**ASSIGNMENT**.
In the records that follow, find the line with "Symmetry: Fm-3m, No."; from there, retype every line exactly through the line with "## 2. Single point, PBE", which also belongs to the answer.

**INFORMATION SHOWN**.
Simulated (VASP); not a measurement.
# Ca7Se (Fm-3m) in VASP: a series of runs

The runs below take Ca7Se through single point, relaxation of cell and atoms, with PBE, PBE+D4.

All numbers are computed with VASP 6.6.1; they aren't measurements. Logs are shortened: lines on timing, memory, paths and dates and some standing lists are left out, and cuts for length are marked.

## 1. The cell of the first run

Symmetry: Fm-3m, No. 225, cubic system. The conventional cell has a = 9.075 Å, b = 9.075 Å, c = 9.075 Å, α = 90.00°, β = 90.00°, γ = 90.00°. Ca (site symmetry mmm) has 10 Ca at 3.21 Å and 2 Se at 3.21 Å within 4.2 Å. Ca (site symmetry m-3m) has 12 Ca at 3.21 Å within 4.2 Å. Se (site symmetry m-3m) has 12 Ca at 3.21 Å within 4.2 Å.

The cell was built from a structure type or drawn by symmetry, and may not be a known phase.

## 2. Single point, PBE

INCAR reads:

**WRITTEN ANSWER**.
Symmetry: Fm-3m, No. 225, cubic system. The conventional cell has a = 9.075 Å, b = 9.075 Å, c = 9.075 Å, α = 90.00°, β = 90.00°, γ = 90.00°. Ca (site symmetry mmm) has 10 Ca at 3.21 Å and 2 Se at 3.21 Å within 4.2 Å. Ca (site symmetry m-3m) has 12 Ca at 3.21 Å within 4.2 Å. Se (site symmetry m-3m) has 12 Ca at 3.21 Å within 4.2 Å.

The cell was built from a structure type or drawn by symmetry, and may not be a known phase.

## 2. Single point, PBE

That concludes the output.